---------------

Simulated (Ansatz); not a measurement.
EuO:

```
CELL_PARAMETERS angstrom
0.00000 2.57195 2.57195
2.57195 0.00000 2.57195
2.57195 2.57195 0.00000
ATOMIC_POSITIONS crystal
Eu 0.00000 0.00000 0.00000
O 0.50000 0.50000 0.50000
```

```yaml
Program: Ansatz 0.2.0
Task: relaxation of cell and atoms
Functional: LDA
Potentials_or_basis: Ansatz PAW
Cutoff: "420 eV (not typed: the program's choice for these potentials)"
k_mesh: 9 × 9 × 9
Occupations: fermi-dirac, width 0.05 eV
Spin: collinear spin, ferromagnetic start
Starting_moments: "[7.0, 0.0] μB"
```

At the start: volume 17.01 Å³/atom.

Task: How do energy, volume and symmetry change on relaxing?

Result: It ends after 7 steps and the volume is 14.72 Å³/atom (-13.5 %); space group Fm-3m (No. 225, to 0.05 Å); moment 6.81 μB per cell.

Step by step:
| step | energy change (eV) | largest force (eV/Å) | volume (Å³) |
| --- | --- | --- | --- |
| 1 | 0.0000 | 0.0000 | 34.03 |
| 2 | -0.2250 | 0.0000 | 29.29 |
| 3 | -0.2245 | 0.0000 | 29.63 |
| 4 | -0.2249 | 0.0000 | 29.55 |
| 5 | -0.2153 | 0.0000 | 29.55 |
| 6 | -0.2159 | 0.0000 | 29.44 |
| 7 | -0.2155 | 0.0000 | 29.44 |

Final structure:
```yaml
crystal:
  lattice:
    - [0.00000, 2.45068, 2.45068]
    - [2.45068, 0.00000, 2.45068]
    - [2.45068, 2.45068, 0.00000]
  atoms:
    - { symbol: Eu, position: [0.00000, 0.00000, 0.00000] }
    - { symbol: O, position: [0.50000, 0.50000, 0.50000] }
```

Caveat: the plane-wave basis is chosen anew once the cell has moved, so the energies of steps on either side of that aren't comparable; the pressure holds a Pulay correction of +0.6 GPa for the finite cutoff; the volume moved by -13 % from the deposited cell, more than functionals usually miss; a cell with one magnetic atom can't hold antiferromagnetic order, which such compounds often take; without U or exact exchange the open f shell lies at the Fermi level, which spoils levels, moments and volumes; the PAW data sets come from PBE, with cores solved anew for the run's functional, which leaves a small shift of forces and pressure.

---------------

Action item. Start at the first line of the material and transcribe each line exactly, stopping once the line containing "0.0000 | 34.03 |" has been written.

Answer box.
Simulated (Ansatz); not a measurement.
EuO:

```
CELL_PARAMETERS angstrom
0.00000 2.57195 2.57195
2.57195 0.00000 2.57195
2.57195 2.57195 0.00000
ATOMIC_POSITIONS crystal
Eu 0.00000 0.00000 0.00000
O 0.50000 0.50000 0.50000
```

```yaml
Program: Ansatz 0.2.0
Task: relaxation of cell and atoms
Functional: LDA
Potentials_or_basis: Ansatz PAW
Cutoff: "420 eV (not typed: the program's choice for these potentials)"
k_mesh: 9 × 9 × 9
Occupations: fermi-dirac, width 0.05 eV
Spin: collinear spin, ferromagnetic start
Starting_moments: "[7.0, 0.0] μB"
```

At the start: volume 17.01 Å³/atom.

Task: How do energy, volume and symmetry change on relaxing?

Result: It ends after 7 steps and the volume is 14.72 Å³/atom (-13.5 %); space group Fm-3m (No. 225, to 0.05 Å); moment 6.81 μB per cell.

Step by step:
| step | energy change (eV) | largest force (eV/Å) | volume (Å³) |
| --- | --- | --- | --- |
| 1 | 0.0000 | 0.0000 | 34.03 |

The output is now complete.